Of the material below, only the lines from the line containing "Q: Atoms of" down to the line containing "Q: Describe the change and its energy." belong in the answer, written out exactly.

_DATA TO EXAMINE_
--- START ---

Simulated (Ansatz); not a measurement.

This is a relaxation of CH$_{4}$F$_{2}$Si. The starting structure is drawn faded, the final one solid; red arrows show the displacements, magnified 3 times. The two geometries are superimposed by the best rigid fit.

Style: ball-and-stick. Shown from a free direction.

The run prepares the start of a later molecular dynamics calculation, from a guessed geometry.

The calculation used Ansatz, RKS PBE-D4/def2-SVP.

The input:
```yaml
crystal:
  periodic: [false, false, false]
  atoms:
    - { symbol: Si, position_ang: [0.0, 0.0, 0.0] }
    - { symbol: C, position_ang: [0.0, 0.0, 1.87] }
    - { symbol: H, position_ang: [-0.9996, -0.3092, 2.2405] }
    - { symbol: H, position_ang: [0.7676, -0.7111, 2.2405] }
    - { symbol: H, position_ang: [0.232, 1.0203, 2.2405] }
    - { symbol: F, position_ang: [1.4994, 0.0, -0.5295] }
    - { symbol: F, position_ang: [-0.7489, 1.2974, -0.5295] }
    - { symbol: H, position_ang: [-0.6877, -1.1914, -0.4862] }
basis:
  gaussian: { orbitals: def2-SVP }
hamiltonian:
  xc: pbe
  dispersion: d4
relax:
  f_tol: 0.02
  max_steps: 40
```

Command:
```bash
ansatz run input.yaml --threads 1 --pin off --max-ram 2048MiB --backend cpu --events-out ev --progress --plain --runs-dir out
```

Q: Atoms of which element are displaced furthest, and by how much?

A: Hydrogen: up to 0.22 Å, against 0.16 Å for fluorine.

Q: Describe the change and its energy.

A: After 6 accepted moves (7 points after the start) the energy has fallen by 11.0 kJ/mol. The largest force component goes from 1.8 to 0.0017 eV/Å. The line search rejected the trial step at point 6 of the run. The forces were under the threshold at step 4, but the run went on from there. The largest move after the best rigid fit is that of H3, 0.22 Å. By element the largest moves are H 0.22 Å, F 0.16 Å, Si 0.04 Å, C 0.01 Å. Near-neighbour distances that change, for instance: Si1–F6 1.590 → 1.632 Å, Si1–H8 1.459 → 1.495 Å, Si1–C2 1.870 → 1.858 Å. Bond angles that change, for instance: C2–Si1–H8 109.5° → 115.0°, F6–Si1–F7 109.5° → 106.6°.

--- END ---

_TASK RESULT_
Q: Atoms of which element are displaced furthest, and by how much?

A: Hydrogen: up to 0.22 Å, against 0.16 Å for fluorine.

Q: Describe the change and its energy.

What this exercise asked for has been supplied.